## Data supplied
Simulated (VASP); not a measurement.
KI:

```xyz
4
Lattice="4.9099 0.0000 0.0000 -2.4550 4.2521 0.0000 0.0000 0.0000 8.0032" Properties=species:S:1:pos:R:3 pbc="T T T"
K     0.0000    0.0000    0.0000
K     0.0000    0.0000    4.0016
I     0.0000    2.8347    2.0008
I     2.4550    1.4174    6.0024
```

## Action item
Could every entry above be printed again, word for word?

## Response area
Simulated (VASP); not a measurement.
KI:

```xyz
4
Lattice="4.9099 0.0000 0.0000 -2.4550 4.2521 0.0000 0.0000 0.0000 8.0032" Properties=species:S:1:pos:R:3 pbc="T T T"
K     0.0000    0.0000    0.0000
K     0.0000    0.0000    4.0016
I     0.0000    2.8347    2.0008
I     2.4550    1.4174    6.0024
```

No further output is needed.